━━━━━ Recorded data ━━━━━
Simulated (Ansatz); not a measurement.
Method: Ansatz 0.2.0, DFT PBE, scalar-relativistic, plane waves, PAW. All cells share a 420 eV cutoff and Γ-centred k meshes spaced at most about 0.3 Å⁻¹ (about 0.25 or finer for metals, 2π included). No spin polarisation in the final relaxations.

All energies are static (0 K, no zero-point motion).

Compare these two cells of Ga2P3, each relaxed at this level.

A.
━━━━━

• Requirement
Nothing in the data above may be skipped; repeat it all exactly.

• Your solution
Simulated (Ansatz); not a measurement.
Method: Ansatz 0.2.0, DFT PBE, scalar-relativistic, plane waves, PAW. All cells share a 420 eV cutoff and Γ-centred k meshes spaced at most about 0.3 Å⁻¹ (about 0.25 or finer for metals, 2π included). No spin polarisation in the final relaxations.

All energies are static (0 K, no zero-point motion).

Compare these two cells of Ga2P3, each relaxed at this level.

A.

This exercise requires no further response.